• _Supplied entries_:
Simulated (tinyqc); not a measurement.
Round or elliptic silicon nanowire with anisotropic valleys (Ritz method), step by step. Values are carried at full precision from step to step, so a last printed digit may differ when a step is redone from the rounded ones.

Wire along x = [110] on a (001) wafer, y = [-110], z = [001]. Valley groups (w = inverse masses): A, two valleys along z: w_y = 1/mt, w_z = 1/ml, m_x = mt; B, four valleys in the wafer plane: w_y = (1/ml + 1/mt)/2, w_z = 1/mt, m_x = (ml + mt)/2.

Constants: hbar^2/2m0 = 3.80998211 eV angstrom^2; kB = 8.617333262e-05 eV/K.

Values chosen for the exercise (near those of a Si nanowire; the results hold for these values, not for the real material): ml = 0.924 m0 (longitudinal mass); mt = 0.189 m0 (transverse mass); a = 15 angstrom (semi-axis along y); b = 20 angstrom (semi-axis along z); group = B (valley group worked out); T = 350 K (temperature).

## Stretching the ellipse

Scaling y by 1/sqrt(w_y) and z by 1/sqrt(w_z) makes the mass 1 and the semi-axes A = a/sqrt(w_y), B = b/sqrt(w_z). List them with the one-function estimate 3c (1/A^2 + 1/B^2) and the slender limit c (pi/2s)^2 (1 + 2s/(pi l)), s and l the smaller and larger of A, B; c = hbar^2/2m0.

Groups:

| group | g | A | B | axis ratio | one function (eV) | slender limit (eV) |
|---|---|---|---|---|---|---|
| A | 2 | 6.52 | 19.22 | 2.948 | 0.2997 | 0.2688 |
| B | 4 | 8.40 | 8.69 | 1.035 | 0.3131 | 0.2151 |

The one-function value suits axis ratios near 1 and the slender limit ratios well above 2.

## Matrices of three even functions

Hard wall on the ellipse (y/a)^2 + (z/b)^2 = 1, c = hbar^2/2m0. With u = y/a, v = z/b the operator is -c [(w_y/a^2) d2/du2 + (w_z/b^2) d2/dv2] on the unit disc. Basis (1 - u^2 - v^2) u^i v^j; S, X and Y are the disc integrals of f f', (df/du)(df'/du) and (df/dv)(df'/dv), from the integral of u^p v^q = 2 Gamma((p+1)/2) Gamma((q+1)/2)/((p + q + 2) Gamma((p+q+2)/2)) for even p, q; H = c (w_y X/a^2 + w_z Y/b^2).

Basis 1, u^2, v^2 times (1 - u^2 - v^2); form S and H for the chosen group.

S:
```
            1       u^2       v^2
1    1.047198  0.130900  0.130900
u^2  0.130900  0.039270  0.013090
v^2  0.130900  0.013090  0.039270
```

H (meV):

• _Work item_:
Going down from the first line of the entries above, restate each line word for word until the line holding "Round or elliptic" is done.

• _Your solution_:
Simulated (tinyqc); not a measurement.
Round or elliptic silicon nanowire with anisotropic valleys (Ritz method), step by step. Values are carried at full precision from step to step, so a last printed digit may differ when a step is redone from the rounded ones.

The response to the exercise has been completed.